WORK ORDER
Only the lines from the top of the following listing through the line with "Born–Oppenheimer molecular dynamics" belong in your answer, exactly as written.

INFORMATION PROVIDED
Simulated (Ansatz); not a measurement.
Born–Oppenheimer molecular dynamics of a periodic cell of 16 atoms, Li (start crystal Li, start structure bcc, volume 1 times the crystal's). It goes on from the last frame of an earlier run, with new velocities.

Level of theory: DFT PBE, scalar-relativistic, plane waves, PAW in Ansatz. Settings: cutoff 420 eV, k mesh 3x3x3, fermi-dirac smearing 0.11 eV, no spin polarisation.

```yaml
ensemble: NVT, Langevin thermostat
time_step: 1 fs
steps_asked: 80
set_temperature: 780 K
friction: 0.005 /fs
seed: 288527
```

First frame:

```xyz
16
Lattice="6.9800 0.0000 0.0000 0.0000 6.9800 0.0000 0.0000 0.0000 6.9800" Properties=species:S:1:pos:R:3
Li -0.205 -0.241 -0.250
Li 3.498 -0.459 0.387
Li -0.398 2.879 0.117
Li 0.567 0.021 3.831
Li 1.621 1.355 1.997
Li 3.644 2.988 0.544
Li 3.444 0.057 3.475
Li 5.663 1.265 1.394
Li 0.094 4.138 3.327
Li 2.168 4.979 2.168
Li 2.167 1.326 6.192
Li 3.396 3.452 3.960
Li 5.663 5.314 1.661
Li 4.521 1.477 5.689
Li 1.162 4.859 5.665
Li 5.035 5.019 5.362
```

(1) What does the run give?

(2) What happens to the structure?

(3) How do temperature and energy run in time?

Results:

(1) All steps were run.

WRITTEN REPLY
Simulated (Ansatz); not a measurement.
Born–Oppenheimer molecular dynamics of a periodic cell of 16 atoms, Li (start crystal Li, start structure bcc, volume 1 times the crystal's). It goes on from the last frame of an earlier run, with new velocities.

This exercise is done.